▶ [The data]:
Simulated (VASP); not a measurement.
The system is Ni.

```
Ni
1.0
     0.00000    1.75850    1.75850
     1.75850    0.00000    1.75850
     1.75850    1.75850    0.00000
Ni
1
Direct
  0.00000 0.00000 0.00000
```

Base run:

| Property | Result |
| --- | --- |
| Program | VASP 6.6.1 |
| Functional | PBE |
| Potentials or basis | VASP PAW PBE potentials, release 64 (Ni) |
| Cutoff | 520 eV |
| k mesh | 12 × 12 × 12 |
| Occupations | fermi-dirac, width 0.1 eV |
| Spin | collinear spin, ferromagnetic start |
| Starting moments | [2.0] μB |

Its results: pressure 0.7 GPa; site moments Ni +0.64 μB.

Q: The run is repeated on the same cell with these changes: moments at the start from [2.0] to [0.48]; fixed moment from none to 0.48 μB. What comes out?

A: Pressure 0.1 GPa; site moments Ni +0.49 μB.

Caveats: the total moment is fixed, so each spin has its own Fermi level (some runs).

▶ [Required action]:
Write the material out again in full, leaving no line out.

▶ [Answer section]:
Simulated (VASP); not a measurement.
The system is Ni.

```
Ni
1.0
     0.00000    1.75850    1.75850
     1.75850    0.00000    1.75850
     1.75850    1.75850    0.00000
Ni
1
Direct
  0.00000 0.00000 0.00000
```

Base run:

| Property | Result |
| --- | --- |
| Program | VASP 6.6.1 |
| Functional | PBE |
| Potentials or basis | VASP PAW PBE potentials, release 64 (Ni) |
| Cutoff | 520 eV |
| k mesh | 12 × 12 × 12 |
| Occupations | fermi-dirac, width 0.1 eV |
| Spin | collinear spin, ferromagnetic start |
| Starting moments | [2.0] μB |

Its results: pressure 0.7 GPa; site moments Ni +0.64 μB.

Q: The run is repeated on the same cell with these changes: moments at the start from [2.0] to [0.48]; fixed moment from none to 0.48 μB. What comes out?

A: Pressure 0.1 GPa; site moments Ni +0.49 μB.

Caveats: the total moment is fixed, so each spin has its own Fermi level (some runs).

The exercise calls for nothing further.